- Work instruction
Send back the entries exactly as they were given.

- Extracted material
━━━

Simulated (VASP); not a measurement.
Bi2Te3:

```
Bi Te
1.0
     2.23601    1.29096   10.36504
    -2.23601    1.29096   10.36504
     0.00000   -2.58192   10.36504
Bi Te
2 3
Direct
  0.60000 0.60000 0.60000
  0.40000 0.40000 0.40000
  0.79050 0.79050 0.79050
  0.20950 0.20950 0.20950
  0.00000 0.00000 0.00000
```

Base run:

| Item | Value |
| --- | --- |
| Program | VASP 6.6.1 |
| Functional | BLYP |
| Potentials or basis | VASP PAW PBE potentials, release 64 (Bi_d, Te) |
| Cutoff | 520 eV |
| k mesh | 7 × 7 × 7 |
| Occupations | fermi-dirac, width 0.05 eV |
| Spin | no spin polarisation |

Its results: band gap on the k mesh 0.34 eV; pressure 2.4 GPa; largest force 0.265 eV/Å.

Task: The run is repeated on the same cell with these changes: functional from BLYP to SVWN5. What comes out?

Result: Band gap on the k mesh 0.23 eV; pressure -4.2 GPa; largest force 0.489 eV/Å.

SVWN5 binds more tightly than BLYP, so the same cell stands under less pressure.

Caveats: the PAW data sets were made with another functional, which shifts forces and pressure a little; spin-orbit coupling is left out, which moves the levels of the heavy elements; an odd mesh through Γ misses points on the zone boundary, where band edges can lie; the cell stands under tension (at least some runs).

━━━

- Response box
Simulated (VASP); not a measurement.
Bi2Te3:

```
Bi Te
1.0
     2.23601    1.29096   10.36504
    -2.23601    1.29096   10.36504
     0.00000   -2.58192   10.36504
Bi Te
2 3
Direct
  0.60000 0.60000 0.60000
  0.40000 0.40000 0.40000
  0.79050 0.79050 0.79050
  0.20950 0.20950 0.20950
  0.00000 0.00000 0.00000
```

Base run:

| Item | Value |
| --- | --- |
| Program | VASP 6.6.1 |
| Functional | BLYP |
| Potentials or basis | VASP PAW PBE potentials, release 64 (Bi_d, Te) |
| Cutoff | 520 eV |
| k mesh | 7 × 7 × 7 |
| Occupations | fermi-dirac, width 0.05 eV |
| Spin | no spin polarisation |

Its results: band gap on the k mesh 0.34 eV; pressure 2.4 GPa; largest force 0.265 eV/Å.

Task: The run is repeated on the same cell with these changes: functional from BLYP to SVWN5. What comes out?

Result: Band gap on the k mesh 0.23 eV; pressure -4.2 GPa; largest force 0.489 eV/Å.

SVWN5 binds more tightly than BLYP, so the same cell stands under less pressure.

Caveats: the PAW data sets were made with another functional, which shifts forces and pressure a little; spin-orbit coupling is left out, which moves the levels of the heavy elements; an odd mesh through Γ misses points on the zone boundary, where band edges can lie; the cell stands under tension (at least some runs).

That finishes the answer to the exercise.